ENTRIES SUPPLIED:
=== Section Start ===
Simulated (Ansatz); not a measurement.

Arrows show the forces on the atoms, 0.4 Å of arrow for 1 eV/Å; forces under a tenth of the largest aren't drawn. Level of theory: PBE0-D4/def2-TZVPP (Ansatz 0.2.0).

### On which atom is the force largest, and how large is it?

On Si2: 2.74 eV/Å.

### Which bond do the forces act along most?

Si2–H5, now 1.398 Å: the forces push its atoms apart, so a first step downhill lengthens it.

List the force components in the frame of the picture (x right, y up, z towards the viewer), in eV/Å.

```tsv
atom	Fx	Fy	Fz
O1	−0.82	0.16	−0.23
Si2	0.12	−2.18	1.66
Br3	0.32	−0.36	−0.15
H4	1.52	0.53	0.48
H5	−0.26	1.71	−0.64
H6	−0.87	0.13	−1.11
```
=== Section End ===

ASSIGNMENT:
If a line falls between the first line of the data above and the line holding "### On which", inclusive, retype it exactly; retype no other line.

ANSWER SPACE:
Simulated (Ansatz); not a measurement.

Arrows show the forces on the atoms, 0.4 Å of arrow for 1 eV/Å; forces under a tenth of the largest aren't drawn. Level of theory: PBE0-D4/def2-TZVPP (Ansatz 0.2.0).

### On which atom is the force largest, and how large is it?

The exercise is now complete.